_Requirement_
Give back the full data character for character.

*** Opening Data extract ***

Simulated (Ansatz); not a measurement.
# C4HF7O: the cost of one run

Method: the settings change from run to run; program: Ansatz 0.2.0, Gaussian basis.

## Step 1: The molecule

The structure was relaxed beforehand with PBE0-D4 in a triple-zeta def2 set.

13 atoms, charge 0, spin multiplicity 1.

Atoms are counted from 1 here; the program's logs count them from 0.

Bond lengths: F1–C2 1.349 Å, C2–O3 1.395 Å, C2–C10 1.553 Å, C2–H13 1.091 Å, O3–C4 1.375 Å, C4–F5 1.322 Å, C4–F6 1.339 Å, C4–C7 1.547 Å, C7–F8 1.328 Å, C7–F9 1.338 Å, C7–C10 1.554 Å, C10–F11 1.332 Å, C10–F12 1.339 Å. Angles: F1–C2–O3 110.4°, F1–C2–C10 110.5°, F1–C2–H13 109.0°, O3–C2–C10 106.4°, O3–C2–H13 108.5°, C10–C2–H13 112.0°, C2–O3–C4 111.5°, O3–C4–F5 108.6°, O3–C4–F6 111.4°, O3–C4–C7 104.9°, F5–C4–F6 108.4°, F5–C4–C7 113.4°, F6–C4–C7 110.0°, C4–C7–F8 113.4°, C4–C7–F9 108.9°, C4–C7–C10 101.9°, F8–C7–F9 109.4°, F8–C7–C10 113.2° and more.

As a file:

*** Closing Data extract ***

_Your solution_
Simulated (Ansatz); not a measurement.
# C4HF7O: the cost of one run

Method: the settings change from run to run; program: Ansatz 0.2.0, Gaussian basis.

## Step 1: The molecule

The structure was relaxed beforehand with PBE0-D4 in a triple-zeta def2 set.

13 atoms, charge 0, spin multiplicity 1.

Atoms are counted from 1 here; the program's logs count them from 0.

Bond lengths: F1–C2 1.349 Å, C2–O3 1.395 Å, C2–C10 1.553 Å, C2–H13 1.091 Å, O3–C4 1.375 Å, C4–F5 1.322 Å, C4–F6 1.339 Å, C4–C7 1.547 Å, C7–F8 1.328 Å, C7–F9 1.338 Å, C7–C10 1.554 Å, C10–F11 1.332 Å, C10–F12 1.339 Å. Angles: F1–C2–O3 110.4°, F1–C2–C10 110.5°, F1–C2–H13 109.0°, O3–C2–C10 106.4°, O3–C2–H13 108.5°, C10–C2–H13 112.0°, C2–O3–C4 111.5°, O3–C4–F5 108.6°, O3–C4–F6 111.4°, O3–C4–C7 104.9°, F5–C4–F6 108.4°, F5–C4–C7 113.4°, F6–C4–C7 110.0°, C4–C7–F8 113.4°, C4–C7–F9 108.9°, C4–C7–C10 101.9°, F8–C7–F9 109.4°, F8–C7–C10 113.2° and more.

As a file:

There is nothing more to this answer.